- **Task item**: Two lines below mark the span: the one containing "values left out." and the one containing "A k mesh can". Set down both, plus every line between, exactly as they stand, and nothing else.

- **Information**:
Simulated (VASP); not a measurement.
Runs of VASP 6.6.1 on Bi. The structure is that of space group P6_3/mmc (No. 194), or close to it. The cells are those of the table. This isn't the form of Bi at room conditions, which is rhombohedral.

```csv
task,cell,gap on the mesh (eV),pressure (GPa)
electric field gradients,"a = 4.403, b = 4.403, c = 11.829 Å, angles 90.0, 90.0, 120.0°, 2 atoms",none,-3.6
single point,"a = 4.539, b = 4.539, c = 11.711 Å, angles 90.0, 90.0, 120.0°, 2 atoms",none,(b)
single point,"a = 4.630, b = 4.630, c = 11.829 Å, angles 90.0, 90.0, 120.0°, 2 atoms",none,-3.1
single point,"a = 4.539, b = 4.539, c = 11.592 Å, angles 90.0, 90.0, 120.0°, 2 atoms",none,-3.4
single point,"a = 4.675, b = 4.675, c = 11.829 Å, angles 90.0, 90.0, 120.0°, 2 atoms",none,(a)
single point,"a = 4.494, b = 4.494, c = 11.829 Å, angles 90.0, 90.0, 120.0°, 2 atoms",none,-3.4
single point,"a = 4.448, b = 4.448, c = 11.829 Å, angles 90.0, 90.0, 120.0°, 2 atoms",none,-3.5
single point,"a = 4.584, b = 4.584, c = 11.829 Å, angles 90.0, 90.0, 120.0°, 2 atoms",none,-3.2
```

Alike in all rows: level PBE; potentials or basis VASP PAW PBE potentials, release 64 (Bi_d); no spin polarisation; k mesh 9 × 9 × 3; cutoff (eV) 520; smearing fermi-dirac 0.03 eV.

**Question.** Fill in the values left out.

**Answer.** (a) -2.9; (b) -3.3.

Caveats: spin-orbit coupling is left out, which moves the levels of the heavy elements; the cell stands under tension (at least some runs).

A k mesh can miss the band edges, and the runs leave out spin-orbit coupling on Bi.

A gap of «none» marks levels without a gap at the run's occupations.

- **Answer area**:
**Question.** Fill in the values left out.

**Answer.** (a) -2.9; (b) -3.3.

Caveats: spin-orbit coupling is left out, which moves the levels of the heavy elements; the cell stands under tension (at least some runs).

A k mesh can miss the band edges, and the runs leave out spin-orbit coupling on Bi.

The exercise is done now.